● ● ●
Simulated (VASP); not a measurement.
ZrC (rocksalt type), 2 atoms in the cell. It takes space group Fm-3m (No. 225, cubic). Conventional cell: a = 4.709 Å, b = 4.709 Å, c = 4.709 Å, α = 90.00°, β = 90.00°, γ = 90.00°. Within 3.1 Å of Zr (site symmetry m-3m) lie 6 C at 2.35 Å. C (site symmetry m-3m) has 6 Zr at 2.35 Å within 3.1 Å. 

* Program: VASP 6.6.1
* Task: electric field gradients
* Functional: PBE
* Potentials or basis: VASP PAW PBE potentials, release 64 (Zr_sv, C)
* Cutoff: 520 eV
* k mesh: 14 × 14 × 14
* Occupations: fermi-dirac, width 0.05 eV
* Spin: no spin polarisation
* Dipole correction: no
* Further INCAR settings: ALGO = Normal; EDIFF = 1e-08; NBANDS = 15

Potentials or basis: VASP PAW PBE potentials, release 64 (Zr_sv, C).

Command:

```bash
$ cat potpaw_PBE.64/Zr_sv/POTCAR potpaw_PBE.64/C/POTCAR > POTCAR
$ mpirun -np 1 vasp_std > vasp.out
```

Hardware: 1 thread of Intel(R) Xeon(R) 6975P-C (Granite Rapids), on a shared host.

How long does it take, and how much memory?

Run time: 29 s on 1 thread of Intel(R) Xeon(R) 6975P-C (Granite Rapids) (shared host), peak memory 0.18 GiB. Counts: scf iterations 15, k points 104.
● ● ●

** REQUIRED ACTION **
Nothing but the lines from the top of the records down to the line with "Cutoff: 520 eV" belongs in the answer; repeat them exactly.

** WORKED SOLUTION **
Simulated (VASP); not a measurement.
ZrC (rocksalt type), 2 atoms in the cell. It takes space group Fm-3m (No. 225, cubic). Conventional cell: a = 4.709 Å, b = 4.709 Å, c = 4.709 Å, α = 90.00°, β = 90.00°, γ = 90.00°. Within 3.1 Å of Zr (site symmetry m-3m) lie 6 C at 2.35 Å. C (site symmetry m-3m) has 6 Zr at 2.35 Å within 3.1 Å. 

* Program: VASP 6.6.1
* Task: electric field gradients
* Functional: PBE
* Potentials or basis: VASP PAW PBE potentials, release 64 (Zr_sv, C)
* Cutoff: 520 eV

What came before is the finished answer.